------ Data shown ------

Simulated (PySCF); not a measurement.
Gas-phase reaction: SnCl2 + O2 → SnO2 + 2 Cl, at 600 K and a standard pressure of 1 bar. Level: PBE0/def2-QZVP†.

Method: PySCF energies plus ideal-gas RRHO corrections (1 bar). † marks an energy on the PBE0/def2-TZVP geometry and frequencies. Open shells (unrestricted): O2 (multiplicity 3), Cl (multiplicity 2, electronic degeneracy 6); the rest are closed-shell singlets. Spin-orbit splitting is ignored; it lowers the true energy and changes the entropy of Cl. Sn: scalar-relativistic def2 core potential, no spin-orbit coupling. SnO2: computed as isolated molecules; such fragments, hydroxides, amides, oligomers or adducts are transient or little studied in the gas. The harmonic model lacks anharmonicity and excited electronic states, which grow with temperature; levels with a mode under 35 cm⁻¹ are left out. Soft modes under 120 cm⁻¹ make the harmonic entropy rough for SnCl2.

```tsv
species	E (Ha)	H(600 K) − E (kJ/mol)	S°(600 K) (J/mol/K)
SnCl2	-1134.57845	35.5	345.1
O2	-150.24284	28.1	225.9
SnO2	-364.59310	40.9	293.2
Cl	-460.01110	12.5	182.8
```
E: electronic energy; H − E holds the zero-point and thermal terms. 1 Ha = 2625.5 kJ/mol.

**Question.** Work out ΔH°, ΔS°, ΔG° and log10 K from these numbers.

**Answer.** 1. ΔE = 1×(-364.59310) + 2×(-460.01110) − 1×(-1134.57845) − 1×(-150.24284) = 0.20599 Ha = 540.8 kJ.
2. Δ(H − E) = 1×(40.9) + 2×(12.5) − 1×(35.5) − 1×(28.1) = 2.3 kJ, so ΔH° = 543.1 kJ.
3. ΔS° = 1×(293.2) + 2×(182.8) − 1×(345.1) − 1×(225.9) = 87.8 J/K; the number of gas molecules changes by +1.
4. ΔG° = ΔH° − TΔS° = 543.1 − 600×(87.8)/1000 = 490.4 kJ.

------

- **Work order**
Set down the lines of the records exactly, from the first one through the line containing "Gas-phase reaction: SnCl2", and add nothing else.

- **Answer section**
Simulated (PySCF); not a measurement.
Gas-phase reaction: SnCl2 + O2 → SnO2 + 2 Cl, at 600 K and a standard pressure of 1 bar. Level: PBE0/def2-QZVP†.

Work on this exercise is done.